Requirement -
Print the records below exactly, leaving out nothing.

Data for analysis -
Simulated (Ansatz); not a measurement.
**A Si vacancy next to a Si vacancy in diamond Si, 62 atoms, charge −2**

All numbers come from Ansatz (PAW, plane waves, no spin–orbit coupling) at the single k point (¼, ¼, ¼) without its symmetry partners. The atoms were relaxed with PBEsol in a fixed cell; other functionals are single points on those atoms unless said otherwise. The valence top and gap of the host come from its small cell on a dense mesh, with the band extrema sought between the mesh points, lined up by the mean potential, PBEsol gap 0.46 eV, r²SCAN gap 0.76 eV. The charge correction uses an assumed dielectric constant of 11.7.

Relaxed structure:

Your solution -
Simulated (Ansatz); not a measurement.
**A Si vacancy next to a Si vacancy in diamond Si, 62 atoms, charge −2**

All numbers come from Ansatz (PAW, plane waves, no spin–orbit coupling) at the single k point (¼, ¼, ¼) without its symmetry partners. The atoms were relaxed with PBEsol in a fixed cell; other functionals are single points on those atoms unless said otherwise. The valence top and gap of the host come from its small cell on a dense mesh, with the band extrema sought between the mesh points, lined up by the mean potential, PBEsol gap 0.46 eV, r²SCAN gap 0.76 eV. The charge correction uses an assumed dielectric constant of 11.7.

Relaxed structure:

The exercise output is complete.